§ Work instruction
Once the line containing "These numbers are" has been written out, stop; until then, restate each line of the entries below word for word from the first.

* * * * * * *

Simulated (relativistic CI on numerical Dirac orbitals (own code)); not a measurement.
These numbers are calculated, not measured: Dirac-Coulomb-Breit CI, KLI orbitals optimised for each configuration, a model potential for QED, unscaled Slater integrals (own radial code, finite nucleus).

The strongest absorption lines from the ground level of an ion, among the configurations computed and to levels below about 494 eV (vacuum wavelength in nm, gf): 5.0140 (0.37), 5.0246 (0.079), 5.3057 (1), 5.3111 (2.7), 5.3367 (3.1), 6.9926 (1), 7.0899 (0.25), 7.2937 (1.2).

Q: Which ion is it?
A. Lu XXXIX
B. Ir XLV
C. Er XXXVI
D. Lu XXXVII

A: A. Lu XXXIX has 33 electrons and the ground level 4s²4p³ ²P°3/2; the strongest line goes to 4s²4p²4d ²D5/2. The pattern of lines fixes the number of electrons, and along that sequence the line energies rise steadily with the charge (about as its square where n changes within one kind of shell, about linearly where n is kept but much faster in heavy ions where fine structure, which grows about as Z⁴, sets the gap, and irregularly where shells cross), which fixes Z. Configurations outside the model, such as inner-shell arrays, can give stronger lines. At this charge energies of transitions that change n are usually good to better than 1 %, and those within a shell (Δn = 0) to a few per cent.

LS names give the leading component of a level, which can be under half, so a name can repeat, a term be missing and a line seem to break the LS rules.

* * * * * * *

§ Written solution
Simulated (relativistic CI on numerical Dirac orbitals (own code)); not a measurement.
These numbers are calculated, not measured: Dirac-Coulomb-Breit CI, KLI orbitals optimised for each configuration, a model potential for QED, unscaled Slater integrals (own radial code, finite nucleus).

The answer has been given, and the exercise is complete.